- [Task item]:
Starting with the first line and ending with the one that holds "1.874 | 0.88 |", retype the entries exactly.

- [Material provided]:
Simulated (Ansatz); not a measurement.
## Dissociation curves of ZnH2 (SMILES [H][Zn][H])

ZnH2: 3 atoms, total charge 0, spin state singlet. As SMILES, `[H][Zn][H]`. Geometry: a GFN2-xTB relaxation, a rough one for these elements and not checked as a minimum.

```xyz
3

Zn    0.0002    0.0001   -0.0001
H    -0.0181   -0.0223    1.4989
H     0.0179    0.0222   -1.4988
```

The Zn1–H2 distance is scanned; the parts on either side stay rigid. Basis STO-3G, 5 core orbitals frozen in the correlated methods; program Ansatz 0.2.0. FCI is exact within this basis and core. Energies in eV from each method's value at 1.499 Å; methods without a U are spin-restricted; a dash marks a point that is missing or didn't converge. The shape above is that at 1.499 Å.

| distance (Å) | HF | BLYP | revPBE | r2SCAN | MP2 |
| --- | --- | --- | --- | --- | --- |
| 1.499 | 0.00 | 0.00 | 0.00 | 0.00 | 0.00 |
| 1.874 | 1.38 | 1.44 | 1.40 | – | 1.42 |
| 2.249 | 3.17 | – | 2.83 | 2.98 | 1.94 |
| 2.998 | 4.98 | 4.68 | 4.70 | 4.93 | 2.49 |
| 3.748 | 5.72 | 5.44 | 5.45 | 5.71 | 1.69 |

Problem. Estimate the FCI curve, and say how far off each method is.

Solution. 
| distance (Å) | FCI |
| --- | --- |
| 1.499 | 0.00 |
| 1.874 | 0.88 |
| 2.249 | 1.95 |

- [Solution]:
Simulated (Ansatz); not a measurement.
## Dissociation curves of ZnH2 (SMILES [H][Zn][H])

ZnH2: 3 atoms, total charge 0, spin state singlet. As SMILES, `[H][Zn][H]`. Geometry: a GFN2-xTB relaxation, a rough one for these elements and not checked as a minimum.

```xyz
3

Zn    0.0002    0.0001   -0.0001
H    -0.0181   -0.0223    1.4989
H     0.0179    0.0222   -1.4988
```

The Zn1–H2 distance is scanned; the parts on either side stay rigid. Basis STO-3G, 5 core orbitals frozen in the correlated methods; program Ansatz 0.2.0. FCI is exact within this basis and core. Energies in eV from each method's value at 1.499 Å; methods without a U are spin-restricted; a dash marks a point that is missing or didn't converge. The shape above is that at 1.499 Å.

| distance (Å) | HF | BLYP | revPBE | r2SCAN | MP2 |
| --- | --- | --- | --- | --- | --- |
| 1.499 | 0.00 | 0.00 | 0.00 | 0.00 | 0.00 |
| 1.874 | 1.38 | 1.44 | 1.40 | – | 1.42 |
| 2.249 | 3.17 | – | 2.83 | 2.98 | 1.94 |
| 2.998 | 4.98 | 4.68 | 4.70 | 4.93 | 2.49 |
| 3.748 | 5.72 | 5.44 | 5.45 | 5.71 | 1.69 |

Problem. Estimate the FCI curve, and say how far off each method is.

Solution. 
| distance (Å) | FCI |
| --- | --- |
| 1.499 | 0.00 |
| 1.874 | 0.88 |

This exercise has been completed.